────────────────────

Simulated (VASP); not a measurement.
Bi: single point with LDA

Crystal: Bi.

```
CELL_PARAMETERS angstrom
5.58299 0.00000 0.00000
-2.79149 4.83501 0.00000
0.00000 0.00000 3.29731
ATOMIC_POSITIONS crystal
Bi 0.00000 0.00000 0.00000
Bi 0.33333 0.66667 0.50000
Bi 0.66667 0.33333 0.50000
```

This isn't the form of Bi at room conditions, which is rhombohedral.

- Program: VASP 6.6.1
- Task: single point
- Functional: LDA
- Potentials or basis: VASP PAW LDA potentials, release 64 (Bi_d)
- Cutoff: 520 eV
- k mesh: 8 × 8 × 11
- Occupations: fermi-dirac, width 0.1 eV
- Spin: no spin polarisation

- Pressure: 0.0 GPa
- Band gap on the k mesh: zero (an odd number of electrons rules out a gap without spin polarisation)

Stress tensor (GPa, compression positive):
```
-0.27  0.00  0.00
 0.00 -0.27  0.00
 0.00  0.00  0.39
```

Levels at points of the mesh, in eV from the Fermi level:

────────────────────

Assigned task
Please transcribe the material above in full, keeping every character intact.

Solution
Simulated (VASP); not a measurement.
Bi: single point with LDA

Crystal: Bi.

```
CELL_PARAMETERS angstrom
5.58299 0.00000 0.00000
-2.79149 4.83501 0.00000
0.00000 0.00000 3.29731
ATOMIC_POSITIONS crystal
Bi 0.00000 0.00000 0.00000
Bi 0.33333 0.66667 0.50000
Bi 0.66667 0.33333 0.50000
```

This isn't the form of Bi at room conditions, which is rhombohedral.

- Program: VASP 6.6.1
- Task: single point
- Functional: LDA
- Potentials or basis: VASP PAW LDA potentials, release 64 (Bi_d)
- Cutoff: 520 eV
- k mesh: 8 × 8 × 11
- Occupations: fermi-dirac, width 0.1 eV
- Spin: no spin polarisation

- Pressure: 0.0 GPa
- Band gap on the k mesh: zero (an odd number of electrons rules out a gap without spin polarisation)

Stress tensor (GPa, compression positive):
```
-0.27  0.00  0.00
 0.00 -0.27  0.00
 0.00  0.00  0.39
```

Levels at points of the mesh, in eV from the Fermi level:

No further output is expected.